=== Section Start ===

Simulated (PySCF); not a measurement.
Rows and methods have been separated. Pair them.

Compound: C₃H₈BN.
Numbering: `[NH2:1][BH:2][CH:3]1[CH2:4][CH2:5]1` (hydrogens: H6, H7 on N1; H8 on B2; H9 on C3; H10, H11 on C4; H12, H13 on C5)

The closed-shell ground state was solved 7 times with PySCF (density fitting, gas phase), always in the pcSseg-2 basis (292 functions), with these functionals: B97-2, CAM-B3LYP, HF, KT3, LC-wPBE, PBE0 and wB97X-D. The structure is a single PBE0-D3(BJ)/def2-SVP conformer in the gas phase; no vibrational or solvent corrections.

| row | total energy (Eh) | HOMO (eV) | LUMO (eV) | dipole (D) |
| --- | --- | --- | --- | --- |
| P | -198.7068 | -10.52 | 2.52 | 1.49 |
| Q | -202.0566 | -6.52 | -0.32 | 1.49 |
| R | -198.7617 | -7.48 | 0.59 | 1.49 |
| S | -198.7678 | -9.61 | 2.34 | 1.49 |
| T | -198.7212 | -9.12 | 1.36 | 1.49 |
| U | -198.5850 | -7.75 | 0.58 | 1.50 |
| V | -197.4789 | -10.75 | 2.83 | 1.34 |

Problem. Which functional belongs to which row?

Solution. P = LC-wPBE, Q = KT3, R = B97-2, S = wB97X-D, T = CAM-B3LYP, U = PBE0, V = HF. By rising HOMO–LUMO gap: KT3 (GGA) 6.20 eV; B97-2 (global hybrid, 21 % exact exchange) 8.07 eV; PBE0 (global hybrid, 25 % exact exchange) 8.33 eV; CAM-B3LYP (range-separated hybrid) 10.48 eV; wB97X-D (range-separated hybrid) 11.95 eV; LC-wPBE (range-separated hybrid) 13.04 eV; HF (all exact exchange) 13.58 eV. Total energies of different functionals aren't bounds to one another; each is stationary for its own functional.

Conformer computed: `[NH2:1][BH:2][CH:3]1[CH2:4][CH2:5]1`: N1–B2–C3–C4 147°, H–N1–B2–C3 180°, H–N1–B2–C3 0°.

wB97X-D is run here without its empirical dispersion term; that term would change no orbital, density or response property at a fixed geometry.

=== Section End ===

▸ Work request
Each line from the top of the material above, through the one that contains "H12, H13 on C5)", should be restated word for word.

▸ Exercise output
Simulated (PySCF); not a measurement.
Rows and methods have been separated. Pair them.

Compound: C₃H₈BN.
Numbering: `[NH2:1][BH:2][CH:3]1[CH2:4][CH2:5]1` (hydrogens: H6, H7 on N1; H8 on B2; H9 on C3; H10, H11 on C4; H12, H13 on C5)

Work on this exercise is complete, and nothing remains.